• REQUIREMENT
Up to and including the line containing "Elastic constants are with the ions relaxed.", please reproduce the lines of the listing below, starting from the top.

• DATA UNDER STUDY
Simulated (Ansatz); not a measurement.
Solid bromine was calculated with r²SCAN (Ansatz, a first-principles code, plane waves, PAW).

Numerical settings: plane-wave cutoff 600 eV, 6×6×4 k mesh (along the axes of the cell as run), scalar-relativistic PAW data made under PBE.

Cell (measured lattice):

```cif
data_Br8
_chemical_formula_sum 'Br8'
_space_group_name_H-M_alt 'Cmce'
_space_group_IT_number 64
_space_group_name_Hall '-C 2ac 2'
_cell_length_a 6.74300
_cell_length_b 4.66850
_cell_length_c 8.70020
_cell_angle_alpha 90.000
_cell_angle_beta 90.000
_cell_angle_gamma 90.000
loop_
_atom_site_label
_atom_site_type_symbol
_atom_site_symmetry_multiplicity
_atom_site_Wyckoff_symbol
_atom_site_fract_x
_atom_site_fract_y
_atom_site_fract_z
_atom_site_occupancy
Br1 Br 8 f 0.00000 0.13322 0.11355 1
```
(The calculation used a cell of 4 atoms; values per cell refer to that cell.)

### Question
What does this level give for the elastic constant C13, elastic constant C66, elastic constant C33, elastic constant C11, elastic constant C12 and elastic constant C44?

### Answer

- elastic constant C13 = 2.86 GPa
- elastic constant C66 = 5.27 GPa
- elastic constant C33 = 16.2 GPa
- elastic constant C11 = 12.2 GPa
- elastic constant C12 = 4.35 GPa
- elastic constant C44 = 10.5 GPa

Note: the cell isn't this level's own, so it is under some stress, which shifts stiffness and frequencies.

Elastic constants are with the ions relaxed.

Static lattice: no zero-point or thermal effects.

• SOLUTION
Simulated (Ansatz); not a measurement.
Solid bromine was calculated with r²SCAN (Ansatz, a first-principles code, plane waves, PAW).

Numerical settings: plane-wave cutoff 600 eV, 6×6×4 k mesh (along the axes of the cell as run), scalar-relativistic PAW data made under PBE.

Cell (measured lattice):

```cif
data_Br8
_chemical_formula_sum 'Br8'
_space_group_name_H-M_alt 'Cmce'
_space_group_IT_number 64
_space_group_name_Hall '-C 2ac 2'
_cell_length_a 6.74300
_cell_length_b 4.66850
_cell_length_c 8.70020
_cell_angle_alpha 90.000
_cell_angle_beta 90.000
_cell_angle_gamma 90.000
loop_
_atom_site_label
_atom_site_type_symbol
_atom_site_symmetry_multiplicity
_atom_site_Wyckoff_symbol
_atom_site_fract_x
_atom_site_fract_y
_atom_site_fract_z
_atom_site_occupancy
Br1 Br 8 f 0.00000 0.13322 0.11355 1
```
(The calculation used a cell of 4 atoms; values per cell refer to that cell.)

### Question
What does this level give for the elastic constant C13, elastic constant C66, elastic constant C33, elastic constant C11, elastic constant C12 and elastic constant C44?

### Answer

- elastic constant C13 = 2.86 GPa
- elastic constant C66 = 5.27 GPa
- elastic constant C33 = 16.2 GPa
- elastic constant C11 = 12.2 GPa
- elastic constant C12 = 4.35 GPa
- elastic constant C44 = 10.5 GPa

Note: the cell isn't this level's own, so it is under some stress, which shifts stiffness and frequencies.

Elastic constants are with the ions relaxed.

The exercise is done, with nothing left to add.